PROVIDED INFORMATION.
------------------------------------

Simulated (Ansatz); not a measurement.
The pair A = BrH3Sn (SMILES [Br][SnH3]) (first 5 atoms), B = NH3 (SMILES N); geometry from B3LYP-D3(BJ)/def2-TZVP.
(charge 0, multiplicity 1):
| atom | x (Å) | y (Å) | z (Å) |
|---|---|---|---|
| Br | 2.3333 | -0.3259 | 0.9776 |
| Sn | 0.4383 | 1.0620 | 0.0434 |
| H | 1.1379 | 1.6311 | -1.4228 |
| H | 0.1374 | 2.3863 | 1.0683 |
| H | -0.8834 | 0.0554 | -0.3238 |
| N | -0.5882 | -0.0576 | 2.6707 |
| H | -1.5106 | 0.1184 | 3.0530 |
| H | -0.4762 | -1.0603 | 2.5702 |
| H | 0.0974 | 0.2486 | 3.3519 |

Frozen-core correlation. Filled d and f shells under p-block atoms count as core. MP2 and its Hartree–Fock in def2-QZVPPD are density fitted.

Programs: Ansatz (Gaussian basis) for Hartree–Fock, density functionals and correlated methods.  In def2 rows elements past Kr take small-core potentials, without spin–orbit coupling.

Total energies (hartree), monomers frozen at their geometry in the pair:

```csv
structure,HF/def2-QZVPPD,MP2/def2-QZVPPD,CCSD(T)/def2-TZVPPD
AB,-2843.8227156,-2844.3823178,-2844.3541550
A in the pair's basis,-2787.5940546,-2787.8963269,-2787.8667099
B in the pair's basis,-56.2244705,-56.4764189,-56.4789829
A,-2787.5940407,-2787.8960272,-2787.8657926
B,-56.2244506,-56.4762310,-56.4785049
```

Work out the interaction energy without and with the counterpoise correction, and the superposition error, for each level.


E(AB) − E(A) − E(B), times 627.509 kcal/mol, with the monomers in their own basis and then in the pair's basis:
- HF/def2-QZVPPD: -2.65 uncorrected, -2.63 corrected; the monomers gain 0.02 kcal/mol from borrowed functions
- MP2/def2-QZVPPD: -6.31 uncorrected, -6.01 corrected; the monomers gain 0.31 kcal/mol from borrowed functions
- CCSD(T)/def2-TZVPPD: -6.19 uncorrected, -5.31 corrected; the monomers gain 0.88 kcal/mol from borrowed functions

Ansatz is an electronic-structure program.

------------------------------------

Look back at the data above. Transcribe exactly the lines starting at the line that contains "Frozen-core correlation. Filled" and ending at the line that contains "E(AB) − E(A)".

WRITTEN REPLY.
Frozen-core correlation. Filled d and f shells under p-block atoms count as core. MP2 and its Hartree–Fock in def2-QZVPPD are density fitted.

Programs: Ansatz (Gaussian basis) for Hartree–Fock, density functionals and correlated methods.  In def2 rows elements past Kr take small-core potentials, without spin–orbit coupling.

Total energies (hartree), monomers frozen at their geometry in the pair:

```csv
structure,HF/def2-QZVPPD,MP2/def2-QZVPPD,CCSD(T)/def2-TZVPPD
AB,-2843.8227156,-2844.3823178,-2844.3541550
A in the pair's basis,-2787.5940546,-2787.8963269,-2787.8667099
B in the pair's basis,-56.2244705,-56.4764189,-56.4789829
A,-2787.5940407,-2787.8960272,-2787.8657926
B,-56.2244506,-56.4762310,-56.4785049
```

Work out the interaction energy without and with the counterpoise correction, and the superposition error, for each level.


E(AB) − E(A) − E(B), times 627.509 kcal/mol, with the monomers in their own basis and then in the pair's basis:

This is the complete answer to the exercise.